ENTRIES SUPPLIED →
·····

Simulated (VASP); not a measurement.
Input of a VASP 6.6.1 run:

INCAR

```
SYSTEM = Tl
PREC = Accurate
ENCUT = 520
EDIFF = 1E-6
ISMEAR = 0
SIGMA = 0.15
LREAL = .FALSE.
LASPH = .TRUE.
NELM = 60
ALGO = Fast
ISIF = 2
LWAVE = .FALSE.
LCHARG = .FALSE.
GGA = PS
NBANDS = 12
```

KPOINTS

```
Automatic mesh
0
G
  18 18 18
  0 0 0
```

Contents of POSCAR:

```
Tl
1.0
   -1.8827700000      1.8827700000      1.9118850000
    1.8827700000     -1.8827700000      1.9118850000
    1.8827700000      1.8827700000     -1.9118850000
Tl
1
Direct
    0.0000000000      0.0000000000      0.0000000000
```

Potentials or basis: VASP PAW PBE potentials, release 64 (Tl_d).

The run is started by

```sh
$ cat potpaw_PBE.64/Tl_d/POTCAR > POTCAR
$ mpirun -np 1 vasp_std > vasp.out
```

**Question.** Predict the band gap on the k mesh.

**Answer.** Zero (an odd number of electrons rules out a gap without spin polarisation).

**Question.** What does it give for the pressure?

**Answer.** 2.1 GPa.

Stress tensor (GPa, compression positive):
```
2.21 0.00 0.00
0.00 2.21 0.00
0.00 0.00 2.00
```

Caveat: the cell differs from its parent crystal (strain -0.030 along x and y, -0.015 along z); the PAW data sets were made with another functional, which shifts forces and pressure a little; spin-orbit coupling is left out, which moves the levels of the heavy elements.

·····

WORK REQUEST → Your task is to repeat the records exactly. Begin at their first line and stop after the line containing "without spin polarisation).".

ANSWER AREA →
Simulated (VASP); not a measurement.
Input of a VASP 6.6.1 run:

INCAR

```
SYSTEM = Tl
PREC = Accurate
ENCUT = 520
EDIFF = 1E-6
ISMEAR = 0
SIGMA = 0.15
LREAL = .FALSE.
LASPH = .TRUE.
NELM = 60
ALGO = Fast
ISIF = 2
LWAVE = .FALSE.
LCHARG = .FALSE.
GGA = PS
NBANDS = 12
```

KPOINTS

```
Automatic mesh
0
G
  18 18 18
  0 0 0
```

Contents of POSCAR:

```
Tl
1.0
   -1.8827700000      1.8827700000      1.9118850000
    1.8827700000     -1.8827700000      1.9118850000
    1.8827700000      1.8827700000     -1.9118850000
Tl
1
Direct
    0.0000000000      0.0000000000      0.0000000000
```

Potentials or basis: VASP PAW PBE potentials, release 64 (Tl_d).

The run is started by

```sh
$ cat potpaw_PBE.64/Tl_d/POTCAR > POTCAR
$ mpirun -np 1 vasp_std > vasp.out
```

**Question.** Predict the band gap on the k mesh.

**Answer.** Zero (an odd number of electrons rules out a gap without spin polarisation).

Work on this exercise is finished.